● Work instruction: The answer should be an exact repeat of the stretch of material below from the line containing "Runs of VASP" through the line containing "none | 0.0 |".

● Extracted data:
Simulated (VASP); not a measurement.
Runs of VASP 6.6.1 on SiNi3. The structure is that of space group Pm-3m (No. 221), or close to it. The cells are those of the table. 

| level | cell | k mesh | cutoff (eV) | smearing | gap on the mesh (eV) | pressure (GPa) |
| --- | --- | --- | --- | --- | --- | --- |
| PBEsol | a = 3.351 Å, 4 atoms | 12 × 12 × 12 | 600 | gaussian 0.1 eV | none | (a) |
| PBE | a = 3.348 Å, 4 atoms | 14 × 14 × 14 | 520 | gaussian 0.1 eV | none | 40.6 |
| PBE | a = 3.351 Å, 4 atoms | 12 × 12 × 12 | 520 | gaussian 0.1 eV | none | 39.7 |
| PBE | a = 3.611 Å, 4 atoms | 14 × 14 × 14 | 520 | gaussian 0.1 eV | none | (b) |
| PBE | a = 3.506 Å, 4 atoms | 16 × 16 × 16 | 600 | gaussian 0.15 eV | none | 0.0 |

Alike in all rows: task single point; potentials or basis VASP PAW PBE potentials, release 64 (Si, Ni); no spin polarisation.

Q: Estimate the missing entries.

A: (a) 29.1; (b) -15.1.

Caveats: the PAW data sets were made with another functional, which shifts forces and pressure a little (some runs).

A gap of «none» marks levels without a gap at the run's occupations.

● Reply:
Runs of VASP 6.6.1 on SiNi3. The structure is that of space group Pm-3m (No. 221), or close to it. The cells are those of the table. 

| level | cell | k mesh | cutoff (eV) | smearing | gap on the mesh (eV) | pressure (GPa) |
| --- | --- | --- | --- | --- | --- | --- |
| PBEsol | a = 3.351 Å, 4 atoms | 12 × 12 × 12 | 600 | gaussian 0.1 eV | none | (a) |
| PBE | a = 3.348 Å, 4 atoms | 14 × 14 × 14 | 520 | gaussian 0.1 eV | none | 40.6 |
| PBE | a = 3.351 Å, 4 atoms | 12 × 12 × 12 | 520 | gaussian 0.1 eV | none | 39.7 |
| PBE | a = 3.611 Å, 4 atoms | 14 × 14 × 14 | 520 | gaussian 0.1 eV | none | (b) |
| PBE | a = 3.506 Å, 4 atoms | 16 × 16 × 16 | 600 | gaussian 0.15 eV | none | 0.0 |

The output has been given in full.